Work instruction:
Word for word, restate the lines from the start of the data down to the line with "Left out are", both included.

Listed records:
★ ★ ★ ★

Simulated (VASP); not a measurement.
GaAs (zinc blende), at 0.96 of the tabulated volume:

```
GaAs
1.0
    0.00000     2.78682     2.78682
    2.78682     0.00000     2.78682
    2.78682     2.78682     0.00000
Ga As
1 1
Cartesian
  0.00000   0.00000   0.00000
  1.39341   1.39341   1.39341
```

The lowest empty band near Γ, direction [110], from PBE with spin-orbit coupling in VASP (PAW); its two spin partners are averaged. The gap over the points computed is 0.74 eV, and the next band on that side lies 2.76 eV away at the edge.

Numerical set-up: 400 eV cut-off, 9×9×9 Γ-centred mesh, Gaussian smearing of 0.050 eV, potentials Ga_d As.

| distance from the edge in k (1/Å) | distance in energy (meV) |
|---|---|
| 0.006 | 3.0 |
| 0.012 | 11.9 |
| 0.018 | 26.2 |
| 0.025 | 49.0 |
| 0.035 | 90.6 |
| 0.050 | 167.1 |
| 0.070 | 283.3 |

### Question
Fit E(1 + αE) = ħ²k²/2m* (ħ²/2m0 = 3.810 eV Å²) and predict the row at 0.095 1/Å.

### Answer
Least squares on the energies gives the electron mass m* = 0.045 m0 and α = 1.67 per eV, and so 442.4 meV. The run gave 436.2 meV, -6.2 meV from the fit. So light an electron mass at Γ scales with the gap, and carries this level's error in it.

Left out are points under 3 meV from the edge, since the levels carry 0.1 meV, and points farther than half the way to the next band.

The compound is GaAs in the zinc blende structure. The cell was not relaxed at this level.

★ ★ ★ ★

Written reply:
Simulated (VASP); not a measurement.
GaAs (zinc blende), at 0.96 of the tabulated volume:

```
GaAs
1.0
    0.00000     2.78682     2.78682
    2.78682     0.00000     2.78682
    2.78682     2.78682     0.00000
Ga As
1 1
Cartesian
  0.00000   0.00000   0.00000
  1.39341   1.39341   1.39341
```

The lowest empty band near Γ, direction [110], from PBE with spin-orbit coupling in VASP (PAW); its two spin partners are averaged. The gap over the points computed is 0.74 eV, and the next band on that side lies 2.76 eV away at the edge.

Numerical set-up: 400 eV cut-off, 9×9×9 Γ-centred mesh, Gaussian smearing of 0.050 eV, potentials Ga_d As.

| distance from the edge in k (1/Å) | distance in energy (meV) |
|---|---|
| 0.006 | 3.0 |
| 0.012 | 11.9 |
| 0.018 | 26.2 |
| 0.025 | 49.0 |
| 0.035 | 90.6 |
| 0.050 | 167.1 |
| 0.070 | 283.3 |

### Question
Fit E(1 + αE) = ħ²k²/2m* (ħ²/2m0 = 3.810 eV Å²) and predict the row at 0.095 1/Å.

### Answer
Least squares on the energies gives the electron mass m* = 0.045 m0 and α = 1.67 per eV, and so 442.4 meV. The run gave 436.2 meV, -6.2 meV from the fit. So light an electron mass at Γ scales with the gap, and carries this level's error in it.

Left out are points under 3 meV from the edge, since the levels carry 0.1 meV, and points farther than half the way to the next band.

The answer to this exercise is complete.